RECORD EXCERPTS.
=-=-=

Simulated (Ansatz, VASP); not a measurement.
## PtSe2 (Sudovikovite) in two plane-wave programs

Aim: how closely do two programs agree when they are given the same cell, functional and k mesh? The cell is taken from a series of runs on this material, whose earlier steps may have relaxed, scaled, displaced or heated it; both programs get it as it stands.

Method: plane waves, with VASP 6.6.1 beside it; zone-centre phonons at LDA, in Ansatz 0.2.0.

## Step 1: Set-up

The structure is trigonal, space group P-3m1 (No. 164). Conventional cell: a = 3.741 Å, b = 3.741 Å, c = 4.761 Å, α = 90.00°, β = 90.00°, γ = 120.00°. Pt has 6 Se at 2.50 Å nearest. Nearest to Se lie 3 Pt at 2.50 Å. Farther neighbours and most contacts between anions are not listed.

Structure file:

=-=-=

EXERCISE. Please be sure to repeat every entry exactly.

PROBLEM SOLUTION.
Simulated (Ansatz, VASP); not a measurement.
## PtSe2 (Sudovikovite) in two plane-wave programs

Aim: how closely do two programs agree when they are given the same cell, functional and k mesh? The cell is taken from a series of runs on this material, whose earlier steps may have relaxed, scaled, displaced or heated it; both programs get it as it stands.

Method: plane waves, with VASP 6.6.1 beside it; zone-centre phonons at LDA, in Ansatz 0.2.0.

## Step 1: Set-up

The structure is trigonal, space group P-3m1 (No. 164). Conventional cell: a = 3.741 Å, b = 3.741 Å, c = 4.761 Å, α = 90.00°, β = 90.00°, γ = 120.00°. Pt has 6 Se at 2.50 Å nearest. Nearest to Se lie 3 Pt at 2.50 Å. Farther neighbours and most contacts between anions are not listed.

Structure file:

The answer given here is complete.